******
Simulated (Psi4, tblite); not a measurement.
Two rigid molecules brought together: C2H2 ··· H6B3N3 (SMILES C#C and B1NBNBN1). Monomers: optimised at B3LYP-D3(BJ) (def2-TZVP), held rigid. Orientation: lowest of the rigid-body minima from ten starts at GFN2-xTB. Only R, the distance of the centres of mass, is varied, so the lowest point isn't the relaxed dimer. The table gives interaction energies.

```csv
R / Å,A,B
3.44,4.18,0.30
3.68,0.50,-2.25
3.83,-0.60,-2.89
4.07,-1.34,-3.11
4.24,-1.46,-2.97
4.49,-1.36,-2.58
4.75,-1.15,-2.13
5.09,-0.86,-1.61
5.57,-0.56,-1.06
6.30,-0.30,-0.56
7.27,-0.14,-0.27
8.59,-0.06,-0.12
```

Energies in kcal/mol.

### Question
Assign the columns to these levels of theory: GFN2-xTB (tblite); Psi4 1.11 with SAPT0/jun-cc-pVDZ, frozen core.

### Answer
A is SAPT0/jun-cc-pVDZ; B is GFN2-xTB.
******

WORK REQUEST: Once the line containing "### Question" has been retyped, stop. Begin at the first line of the material and reproduce every line up to it exactly.

ANSWER SECTION:
Simulated (Psi4, tblite); not a measurement.
Two rigid molecules brought together: C2H2 ··· H6B3N3 (SMILES C#C and B1NBNBN1). Monomers: optimised at B3LYP-D3(BJ) (def2-TZVP), held rigid. Orientation: lowest of the rigid-body minima from ten starts at GFN2-xTB. Only R, the distance of the centres of mass, is varied, so the lowest point isn't the relaxed dimer. The table gives interaction energies.

```csv
R / Å,A,B
3.44,4.18,0.30
3.68,0.50,-2.25
3.83,-0.60,-2.89
4.07,-1.34,-3.11
4.24,-1.46,-2.97
4.49,-1.36,-2.58
4.75,-1.15,-2.13
5.09,-0.86,-1.61
5.57,-0.56,-1.06
6.30,-0.30,-0.56
7.27,-0.14,-0.27
8.59,-0.06,-0.12
```

Energies in kcal/mol.

### Question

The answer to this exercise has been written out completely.